[Dataset records]
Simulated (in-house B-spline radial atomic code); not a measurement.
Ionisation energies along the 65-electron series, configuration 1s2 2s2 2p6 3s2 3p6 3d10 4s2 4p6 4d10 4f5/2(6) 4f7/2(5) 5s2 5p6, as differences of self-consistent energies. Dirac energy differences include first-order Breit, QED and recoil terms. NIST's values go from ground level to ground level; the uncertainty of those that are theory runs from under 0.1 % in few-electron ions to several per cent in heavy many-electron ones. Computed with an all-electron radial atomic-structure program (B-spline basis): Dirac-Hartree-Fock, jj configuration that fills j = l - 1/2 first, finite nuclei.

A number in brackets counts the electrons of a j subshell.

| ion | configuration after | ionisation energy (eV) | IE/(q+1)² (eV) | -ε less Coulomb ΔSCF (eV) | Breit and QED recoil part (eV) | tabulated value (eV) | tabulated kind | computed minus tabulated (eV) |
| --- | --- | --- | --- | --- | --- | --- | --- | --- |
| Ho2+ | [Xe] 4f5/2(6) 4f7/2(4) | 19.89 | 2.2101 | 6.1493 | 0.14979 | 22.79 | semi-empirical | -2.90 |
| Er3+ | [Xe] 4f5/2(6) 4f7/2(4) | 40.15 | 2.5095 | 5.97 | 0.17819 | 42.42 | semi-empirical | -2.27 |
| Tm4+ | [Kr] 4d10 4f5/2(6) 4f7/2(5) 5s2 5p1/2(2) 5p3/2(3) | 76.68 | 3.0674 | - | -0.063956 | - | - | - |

[Work item] The answer must be the same records, repeated exactly and in full.

[Solution]
Simulated (in-house B-spline radial atomic code); not a measurement.
Ionisation energies along the 65-electron series, configuration 1s2 2s2 2p6 3s2 3p6 3d10 4s2 4p6 4d10 4f5/2(6) 4f7/2(5) 5s2 5p6, as differences of self-consistent energies. Dirac energy differences include first-order Breit, QED and recoil terms. NIST's values go from ground level to ground level; the uncertainty of those that are theory runs from under 0.1 % in few-electron ions to several per cent in heavy many-electron ones. Computed with an all-electron radial atomic-structure program (B-spline basis): Dirac-Hartree-Fock, jj configuration that fills j = l - 1/2 first, finite nuclei.

A number in brackets counts the electrons of a j subshell.

| ion | configuration after | ionisation energy (eV) | IE/(q+1)² (eV) | -ε less Coulomb ΔSCF (eV) | Breit and QED recoil part (eV) | tabulated value (eV) | tabulated kind | computed minus tabulated (eV) |
| --- | --- | --- | --- | --- | --- | --- | --- | --- |
| Ho2+ | [Xe] 4f5/2(6) 4f7/2(4) | 19.89 | 2.2101 | 6.1493 | 0.14979 | 22.79 | semi-empirical | -2.90 |
| Er3+ | [Xe] 4f5/2(6) 4f7/2(4) | 40.15 | 2.5095 | 5.97 | 0.17819 | 42.42 | semi-empirical | -2.27 |
| Tm4+ | [Kr] 4d10 4f5/2(6) 4f7/2(5) 5s2 5p1/2(2) 5p3/2(3) | 76.68 | 3.0674 | - | -0.063956 | - | - | - |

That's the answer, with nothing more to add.